*Brief:* Repeat every line below exactly, word for word.

*Given information:*
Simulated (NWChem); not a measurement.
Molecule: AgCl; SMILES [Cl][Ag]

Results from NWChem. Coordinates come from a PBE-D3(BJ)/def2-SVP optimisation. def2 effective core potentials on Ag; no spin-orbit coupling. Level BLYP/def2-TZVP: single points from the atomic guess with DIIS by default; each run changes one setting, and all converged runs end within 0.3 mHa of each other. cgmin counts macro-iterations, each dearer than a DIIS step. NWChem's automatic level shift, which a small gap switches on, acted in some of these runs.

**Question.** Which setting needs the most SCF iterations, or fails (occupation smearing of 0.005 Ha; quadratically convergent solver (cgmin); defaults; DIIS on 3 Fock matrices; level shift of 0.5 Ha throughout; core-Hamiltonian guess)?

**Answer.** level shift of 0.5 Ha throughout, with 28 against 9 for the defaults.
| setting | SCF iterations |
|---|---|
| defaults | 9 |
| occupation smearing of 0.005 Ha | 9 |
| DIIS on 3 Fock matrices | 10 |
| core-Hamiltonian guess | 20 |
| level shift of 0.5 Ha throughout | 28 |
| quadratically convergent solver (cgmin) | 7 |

*Worked solution:*
Simulated (NWChem); not a measurement.
Molecule: AgCl; SMILES [Cl][Ag]

Results from NWChem. Coordinates come from a PBE-D3(BJ)/def2-SVP optimisation. def2 effective core potentials on Ag; no spin-orbit coupling. Level BLYP/def2-TZVP: single points from the atomic guess with DIIS by default; each run changes one setting, and all converged runs end within 0.3 mHa of each other. cgmin counts macro-iterations, each dearer than a DIIS step. NWChem's automatic level shift, which a small gap switches on, acted in some of these runs.

**Question.** Which setting needs the most SCF iterations, or fails (occupation smearing of 0.005 Ha; quadratically convergent solver (cgmin); defaults; DIIS on 3 Fock matrices; level shift of 0.5 Ha throughout; core-Hamiltonian guess)?

**Answer.** level shift of 0.5 Ha throughout, with 28 against 9 for the defaults.
| setting | SCF iterations |
|---|---|
| defaults | 9 |
| occupation smearing of 0.005 Ha | 9 |
| DIIS on 3 Fock matrices | 10 |
| core-Hamiltonian guess | 20 |
| level shift of 0.5 Ha throughout | 28 |
| quadratically convergent solver (cgmin) | 7 |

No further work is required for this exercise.